((

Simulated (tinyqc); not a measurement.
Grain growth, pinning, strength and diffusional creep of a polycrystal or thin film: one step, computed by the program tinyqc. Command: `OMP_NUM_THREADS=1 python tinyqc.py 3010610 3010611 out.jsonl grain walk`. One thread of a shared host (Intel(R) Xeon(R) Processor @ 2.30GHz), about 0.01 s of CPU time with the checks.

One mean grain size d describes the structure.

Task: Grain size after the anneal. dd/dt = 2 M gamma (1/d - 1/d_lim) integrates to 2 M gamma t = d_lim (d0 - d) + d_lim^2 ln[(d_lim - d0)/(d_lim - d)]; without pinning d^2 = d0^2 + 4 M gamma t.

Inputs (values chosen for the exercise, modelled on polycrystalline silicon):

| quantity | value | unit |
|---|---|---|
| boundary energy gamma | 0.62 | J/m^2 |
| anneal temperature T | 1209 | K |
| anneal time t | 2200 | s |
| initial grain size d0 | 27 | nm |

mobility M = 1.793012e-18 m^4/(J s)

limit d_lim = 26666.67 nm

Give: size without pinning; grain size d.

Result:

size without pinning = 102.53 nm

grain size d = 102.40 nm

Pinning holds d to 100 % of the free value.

))

Work task
Restate the material word for word, but only from its first line through the line containing "grain size d = 102.40 nm".

Exercise output
Simulated (tinyqc); not a measurement.
Grain growth, pinning, strength and diffusional creep of a polycrystal or thin film: one step, computed by the program tinyqc. Command: `OMP_NUM_THREADS=1 python tinyqc.py 3010610 3010611 out.jsonl grain walk`. One thread of a shared host (Intel(R) Xeon(R) Processor @ 2.30GHz), about 0.01 s of CPU time with the checks.

One mean grain size d describes the structure.

Task: Grain size after the anneal. dd/dt = 2 M gamma (1/d - 1/d_lim) integrates to 2 M gamma t = d_lim (d0 - d) + d_lim^2 ln[(d_lim - d0)/(d_lim - d)]; without pinning d^2 = d0^2 + 4 M gamma t.

Inputs (values chosen for the exercise, modelled on polycrystalline silicon):

| quantity | value | unit |
|---|---|---|
| boundary energy gamma | 0.62 | J/m^2 |
| anneal temperature T | 1209 | K |
| anneal time t | 2200 | s |
| initial grain size d0 | 27 | nm |

mobility M = 1.793012e-18 m^4/(J s)

limit d_lim = 26666.67 nm

Give: size without pinning; grain size d.

Result:

size without pinning = 102.53 nm

grain size d = 102.40 nm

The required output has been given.